--- GIVEN INFORMATION Enclosed Below ---

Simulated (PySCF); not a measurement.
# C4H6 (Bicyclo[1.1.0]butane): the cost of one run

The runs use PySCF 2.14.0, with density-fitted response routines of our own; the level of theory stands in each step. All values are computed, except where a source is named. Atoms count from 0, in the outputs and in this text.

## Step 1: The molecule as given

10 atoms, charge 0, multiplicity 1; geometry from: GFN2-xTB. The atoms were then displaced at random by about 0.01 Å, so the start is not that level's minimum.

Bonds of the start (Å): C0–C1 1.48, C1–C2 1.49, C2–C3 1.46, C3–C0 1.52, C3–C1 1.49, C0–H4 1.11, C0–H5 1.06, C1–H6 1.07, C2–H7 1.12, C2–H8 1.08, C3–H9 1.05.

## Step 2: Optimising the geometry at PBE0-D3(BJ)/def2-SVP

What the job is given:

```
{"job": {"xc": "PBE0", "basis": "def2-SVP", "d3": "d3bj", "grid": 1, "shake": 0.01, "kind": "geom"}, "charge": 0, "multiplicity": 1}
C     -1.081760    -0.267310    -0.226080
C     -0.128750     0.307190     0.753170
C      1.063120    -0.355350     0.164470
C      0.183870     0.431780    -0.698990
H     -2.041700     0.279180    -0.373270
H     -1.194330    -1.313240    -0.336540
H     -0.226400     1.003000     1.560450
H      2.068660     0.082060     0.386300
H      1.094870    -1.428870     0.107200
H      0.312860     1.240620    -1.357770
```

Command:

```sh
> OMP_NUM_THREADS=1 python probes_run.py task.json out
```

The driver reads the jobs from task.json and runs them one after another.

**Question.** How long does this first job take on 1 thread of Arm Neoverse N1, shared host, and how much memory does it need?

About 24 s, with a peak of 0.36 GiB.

--- End of Enclosed GIVEN INFORMATION ---

**ASSIGNED TASK:** The reply should consist solely of the lines of the data, exact, from the opening line through the line with "10 atoms, charge", inclusive.

**ANSWER AREA:**
Simulated (PySCF); not a measurement.
# C4H6 (Bicyclo[1.1.0]butane): the cost of one run

The runs use PySCF 2.14.0, with density-fitted response routines of our own; the level of theory stands in each step. All values are computed, except where a source is named. Atoms count from 0, in the outputs and in this text.

## Step 1: The molecule as given

10 atoms, charge 0, multiplicity 1; geometry from: GFN2-xTB. The atoms were then displaced at random by about 0.01 Å, so the start is not that level's minimum.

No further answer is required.